### RAW DATA ###

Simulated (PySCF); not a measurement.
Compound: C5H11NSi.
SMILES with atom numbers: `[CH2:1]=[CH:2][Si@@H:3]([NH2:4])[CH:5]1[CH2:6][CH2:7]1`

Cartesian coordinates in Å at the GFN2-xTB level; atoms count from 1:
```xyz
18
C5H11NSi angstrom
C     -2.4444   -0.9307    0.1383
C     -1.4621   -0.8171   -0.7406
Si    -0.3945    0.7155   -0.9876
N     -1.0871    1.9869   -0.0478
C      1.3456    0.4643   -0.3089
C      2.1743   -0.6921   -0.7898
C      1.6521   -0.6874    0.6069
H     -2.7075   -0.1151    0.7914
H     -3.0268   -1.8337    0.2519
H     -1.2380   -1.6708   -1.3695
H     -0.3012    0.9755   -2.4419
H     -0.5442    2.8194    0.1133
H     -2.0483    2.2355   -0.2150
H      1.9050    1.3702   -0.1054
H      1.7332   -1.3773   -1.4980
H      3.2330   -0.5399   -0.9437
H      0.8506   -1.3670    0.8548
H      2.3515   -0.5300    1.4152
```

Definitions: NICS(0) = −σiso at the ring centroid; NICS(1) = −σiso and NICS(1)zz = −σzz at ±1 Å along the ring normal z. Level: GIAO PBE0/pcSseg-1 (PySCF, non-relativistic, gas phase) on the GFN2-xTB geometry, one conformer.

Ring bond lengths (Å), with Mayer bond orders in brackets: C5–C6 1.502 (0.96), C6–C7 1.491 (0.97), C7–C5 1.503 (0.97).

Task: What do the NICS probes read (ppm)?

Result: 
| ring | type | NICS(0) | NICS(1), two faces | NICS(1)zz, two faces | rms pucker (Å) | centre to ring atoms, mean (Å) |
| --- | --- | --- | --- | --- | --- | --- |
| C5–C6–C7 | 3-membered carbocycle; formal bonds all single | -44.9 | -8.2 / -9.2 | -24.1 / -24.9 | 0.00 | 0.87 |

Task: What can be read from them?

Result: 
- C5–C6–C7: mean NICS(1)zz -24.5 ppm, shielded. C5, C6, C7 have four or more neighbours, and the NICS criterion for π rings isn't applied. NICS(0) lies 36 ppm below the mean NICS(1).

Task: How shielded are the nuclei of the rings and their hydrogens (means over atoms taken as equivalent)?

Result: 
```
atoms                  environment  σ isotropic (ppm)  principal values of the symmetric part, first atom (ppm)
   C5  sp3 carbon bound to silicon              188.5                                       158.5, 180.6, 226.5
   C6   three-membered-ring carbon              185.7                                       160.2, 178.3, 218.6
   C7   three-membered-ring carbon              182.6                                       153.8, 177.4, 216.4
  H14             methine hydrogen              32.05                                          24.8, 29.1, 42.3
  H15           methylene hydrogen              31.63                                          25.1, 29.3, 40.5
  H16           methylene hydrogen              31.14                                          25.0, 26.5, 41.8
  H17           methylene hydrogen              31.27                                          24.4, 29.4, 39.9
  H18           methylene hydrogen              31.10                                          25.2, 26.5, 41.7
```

###

BRIEF: Starting with the first line of the listing, output each line exactly until you have included the one containing "- C5–C6–C7: mean".

WRITTEN ANSWER:
Simulated (PySCF); not a measurement.
Compound: C5H11NSi.
SMILES with atom numbers: `[CH2:1]=[CH:2][Si@@H:3]([NH2:4])[CH:5]1[CH2:6][CH2:7]1`

Cartesian coordinates in Å at the GFN2-xTB level; atoms count from 1:
```xyz
18
C5H11NSi angstrom
C     -2.4444   -0.9307    0.1383
C     -1.4621   -0.8171   -0.7406
Si    -0.3945    0.7155   -0.9876
N     -1.0871    1.9869   -0.0478
C      1.3456    0.4643   -0.3089
C      2.1743   -0.6921   -0.7898
C      1.6521   -0.6874    0.6069
H     -2.7075   -0.1151    0.7914
H     -3.0268   -1.8337    0.2519
H     -1.2380   -1.6708   -1.3695
H     -0.3012    0.9755   -2.4419
H     -0.5442    2.8194    0.1133
H     -2.0483    2.2355   -0.2150
H      1.9050    1.3702   -0.1054
H      1.7332   -1.3773   -1.4980
H      3.2330   -0.5399   -0.9437
H      0.8506   -1.3670    0.8548
H      2.3515   -0.5300    1.4152
```

Definitions: NICS(0) = −σiso at the ring centroid; NICS(1) = −σiso and NICS(1)zz = −σzz at ±1 Å along the ring normal z. Level: GIAO PBE0/pcSseg-1 (PySCF, non-relativistic, gas phase) on the GFN2-xTB geometry, one conformer.

Ring bond lengths (Å), with Mayer bond orders in brackets: C5–C6 1.502 (0.96), C6–C7 1.491 (0.97), C7–C5 1.503 (0.97).

Task: What do the NICS probes read (ppm)?

Result: 
| ring | type | NICS(0) | NICS(1), two faces | NICS(1)zz, two faces | rms pucker (Å) | centre to ring atoms, mean (Å) |
| --- | --- | --- | --- | --- | --- | --- |
| C5–C6–C7 | 3-membered carbocycle; formal bonds all single | -44.9 | -8.2 / -9.2 | -24.1 / -24.9 | 0.00 | 0.87 |

Task: What can be read from them?

Result: 
- C5–C6–C7: mean NICS(1)zz -24.5 ppm, shielded. C5, C6, C7 have four or more neighbours, and the NICS criterion for π rings isn't applied. NICS(0) lies 36 ppm below the mean NICS(1).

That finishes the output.